Set down the listing again, word for word.

===
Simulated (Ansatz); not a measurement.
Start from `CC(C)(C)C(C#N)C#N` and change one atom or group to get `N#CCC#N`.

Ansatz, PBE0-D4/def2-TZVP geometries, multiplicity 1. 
===

▸ EXPECTED ANSWER:
Simulated (Ansatz); not a measurement.
Start from `CC(C)(C)C(C#N)C#N` and change one atom or group to get `N#CCC#N`.

Ansatz, PBE0-D4/def2-TZVP geometries, multiplicity 1. 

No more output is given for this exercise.